Work order
Output the data word for word. Begin at its first line and end at the line with "## Step 2: Band structure, PBEsol".

━━━ Extracted material ━━━

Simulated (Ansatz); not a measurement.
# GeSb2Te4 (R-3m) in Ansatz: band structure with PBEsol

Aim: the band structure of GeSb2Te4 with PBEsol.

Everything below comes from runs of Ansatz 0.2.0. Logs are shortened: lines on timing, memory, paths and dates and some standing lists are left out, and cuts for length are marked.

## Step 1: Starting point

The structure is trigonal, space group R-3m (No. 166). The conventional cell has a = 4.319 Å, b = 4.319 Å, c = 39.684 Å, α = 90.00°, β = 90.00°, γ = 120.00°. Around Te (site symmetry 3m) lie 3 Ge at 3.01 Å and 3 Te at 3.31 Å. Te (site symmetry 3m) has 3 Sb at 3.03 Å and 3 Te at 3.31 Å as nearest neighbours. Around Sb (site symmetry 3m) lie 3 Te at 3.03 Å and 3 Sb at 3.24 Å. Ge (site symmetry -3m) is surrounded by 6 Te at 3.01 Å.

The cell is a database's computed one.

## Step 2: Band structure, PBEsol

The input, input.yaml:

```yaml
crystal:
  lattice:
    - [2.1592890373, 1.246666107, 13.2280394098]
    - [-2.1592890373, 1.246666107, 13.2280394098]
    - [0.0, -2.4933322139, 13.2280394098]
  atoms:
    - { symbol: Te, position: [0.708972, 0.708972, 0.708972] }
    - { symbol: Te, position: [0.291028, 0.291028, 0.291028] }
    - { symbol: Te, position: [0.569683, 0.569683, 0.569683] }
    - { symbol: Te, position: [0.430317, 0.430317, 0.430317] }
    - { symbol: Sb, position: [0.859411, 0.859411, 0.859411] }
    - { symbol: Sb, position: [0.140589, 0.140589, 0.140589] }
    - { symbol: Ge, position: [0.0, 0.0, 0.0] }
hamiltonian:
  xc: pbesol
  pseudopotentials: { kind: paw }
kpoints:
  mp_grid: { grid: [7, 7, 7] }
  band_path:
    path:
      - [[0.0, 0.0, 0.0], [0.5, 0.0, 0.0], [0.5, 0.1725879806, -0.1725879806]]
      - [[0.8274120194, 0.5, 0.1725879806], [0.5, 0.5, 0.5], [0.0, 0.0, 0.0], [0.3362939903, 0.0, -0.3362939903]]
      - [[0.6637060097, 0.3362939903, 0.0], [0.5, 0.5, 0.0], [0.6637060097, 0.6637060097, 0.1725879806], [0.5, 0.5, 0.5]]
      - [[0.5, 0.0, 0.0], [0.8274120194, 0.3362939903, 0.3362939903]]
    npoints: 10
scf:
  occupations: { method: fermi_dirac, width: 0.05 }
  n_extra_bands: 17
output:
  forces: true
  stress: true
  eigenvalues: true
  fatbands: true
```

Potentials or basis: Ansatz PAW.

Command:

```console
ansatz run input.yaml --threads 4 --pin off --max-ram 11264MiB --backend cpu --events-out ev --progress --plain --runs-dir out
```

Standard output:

━━━

Exercise response
Simulated (Ansatz); not a measurement.
# GeSb2Te4 (R-3m) in Ansatz: band structure with PBEsol

Aim: the band structure of GeSb2Te4 with PBEsol.

Everything below comes from runs of Ansatz 0.2.0. Logs are shortened: lines on timing, memory, paths and dates and some standing lists are left out, and cuts for length are marked.

## Step 1: Starting point

The structure is trigonal, space group R-3m (No. 166). The conventional cell has a = 4.319 Å, b = 4.319 Å, c = 39.684 Å, α = 90.00°, β = 90.00°, γ = 120.00°. Around Te (site symmetry 3m) lie 3 Ge at 3.01 Å and 3 Te at 3.31 Å. Te (site symmetry 3m) has 3 Sb at 3.03 Å and 3 Te at 3.31 Å as nearest neighbours. Around Sb (site symmetry 3m) lie 3 Te at 3.03 Å and 3 Sb at 3.24 Å. Ge (site symmetry -3m) is surrounded by 6 Te at 3.01 Å.

The cell is a database's computed one.

## Step 2: Band structure, PBEsol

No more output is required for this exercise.